+++++

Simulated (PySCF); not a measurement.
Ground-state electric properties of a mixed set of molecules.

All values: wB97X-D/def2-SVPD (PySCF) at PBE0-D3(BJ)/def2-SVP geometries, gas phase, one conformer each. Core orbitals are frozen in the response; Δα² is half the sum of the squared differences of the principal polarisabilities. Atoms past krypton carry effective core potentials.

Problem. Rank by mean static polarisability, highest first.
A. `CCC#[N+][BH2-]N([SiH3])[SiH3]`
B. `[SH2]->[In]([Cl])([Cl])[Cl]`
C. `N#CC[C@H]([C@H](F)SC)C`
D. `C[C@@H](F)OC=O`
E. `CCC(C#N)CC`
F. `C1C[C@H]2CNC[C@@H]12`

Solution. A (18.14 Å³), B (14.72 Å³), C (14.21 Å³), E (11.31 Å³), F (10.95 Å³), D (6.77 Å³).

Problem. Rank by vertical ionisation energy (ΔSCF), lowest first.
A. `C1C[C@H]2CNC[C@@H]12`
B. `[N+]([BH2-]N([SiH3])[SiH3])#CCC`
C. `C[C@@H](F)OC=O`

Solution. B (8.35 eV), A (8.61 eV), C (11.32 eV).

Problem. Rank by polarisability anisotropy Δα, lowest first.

+++++

Print the whole listing again, exactly.

Task output:
Simulated (PySCF); not a measurement.
Ground-state electric properties of a mixed set of molecules.

All values: wB97X-D/def2-SVPD (PySCF) at PBE0-D3(BJ)/def2-SVP geometries, gas phase, one conformer each. Core orbitals are frozen in the response; Δα² is half the sum of the squared differences of the principal polarisabilities. Atoms past krypton carry effective core potentials.

Problem. Rank by mean static polarisability, highest first.
A. `CCC#[N+][BH2-]N([SiH3])[SiH3]`
B. `[SH2]->[In]([Cl])([Cl])[Cl]`
C. `N#CC[C@H]([C@H](F)SC)C`
D. `C[C@@H](F)OC=O`
E. `CCC(C#N)CC`
F. `C1C[C@H]2CNC[C@@H]12`

Solution. A (18.14 Å³), B (14.72 Å³), C (14.21 Å³), E (11.31 Å³), F (10.95 Å³), D (6.77 Å³).

Problem. Rank by vertical ionisation energy (ΔSCF), lowest first.
A. `C1C[C@H]2CNC[C@@H]12`
B. `[N+]([BH2-]N([SiH3])[SiH3])#CCC`
C. `C[C@@H](F)OC=O`

Solution. B (8.35 eV), A (8.61 eV), C (11.32 eV).

Problem. Rank by polarisability anisotropy Δα, lowest first.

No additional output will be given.